# [Exercise data]
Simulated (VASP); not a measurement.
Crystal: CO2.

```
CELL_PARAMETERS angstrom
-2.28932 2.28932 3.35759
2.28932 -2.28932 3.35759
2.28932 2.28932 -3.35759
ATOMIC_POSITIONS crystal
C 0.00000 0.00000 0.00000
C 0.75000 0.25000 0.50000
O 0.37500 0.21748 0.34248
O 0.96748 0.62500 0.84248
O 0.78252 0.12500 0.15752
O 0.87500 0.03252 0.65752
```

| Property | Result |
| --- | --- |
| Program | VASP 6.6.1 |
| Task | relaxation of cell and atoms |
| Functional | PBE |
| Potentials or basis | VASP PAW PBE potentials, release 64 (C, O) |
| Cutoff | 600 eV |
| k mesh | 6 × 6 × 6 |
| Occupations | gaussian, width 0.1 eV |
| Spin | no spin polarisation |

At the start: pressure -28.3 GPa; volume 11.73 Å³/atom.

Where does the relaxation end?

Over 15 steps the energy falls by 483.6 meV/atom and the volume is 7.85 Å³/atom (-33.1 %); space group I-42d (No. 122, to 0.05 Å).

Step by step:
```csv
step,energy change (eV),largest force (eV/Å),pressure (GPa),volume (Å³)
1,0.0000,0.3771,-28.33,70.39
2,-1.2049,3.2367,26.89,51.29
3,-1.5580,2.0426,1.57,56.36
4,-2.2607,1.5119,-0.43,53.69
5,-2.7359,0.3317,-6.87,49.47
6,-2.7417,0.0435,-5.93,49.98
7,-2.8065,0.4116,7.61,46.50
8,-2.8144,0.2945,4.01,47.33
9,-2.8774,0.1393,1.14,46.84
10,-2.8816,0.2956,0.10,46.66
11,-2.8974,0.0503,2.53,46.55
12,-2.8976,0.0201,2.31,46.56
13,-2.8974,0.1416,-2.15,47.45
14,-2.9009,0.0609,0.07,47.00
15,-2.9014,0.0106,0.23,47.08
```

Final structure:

# [Assigned task]
Please print verbatim each line from the first line of the entries above to the line that contains "spin polarisation |", inclusive, and nothing more.

# [Task output]
Simulated (VASP); not a measurement.
Crystal: CO2.

```
CELL_PARAMETERS angstrom
-2.28932 2.28932 3.35759
2.28932 -2.28932 3.35759
2.28932 2.28932 -3.35759
ATOMIC_POSITIONS crystal
C 0.00000 0.00000 0.00000
C 0.75000 0.25000 0.50000
O 0.37500 0.21748 0.34248
O 0.96748 0.62500 0.84248
O 0.78252 0.12500 0.15752
O 0.87500 0.03252 0.65752
```

| Property | Result |
| --- | --- |
| Program | VASP 6.6.1 |
| Task | relaxation of cell and atoms |
| Functional | PBE |
| Potentials or basis | VASP PAW PBE potentials, release 64 (C, O) |
| Cutoff | 600 eV |
| k mesh | 6 × 6 × 6 |
| Occupations | gaussian, width 0.1 eV |
| Spin | no spin polarisation |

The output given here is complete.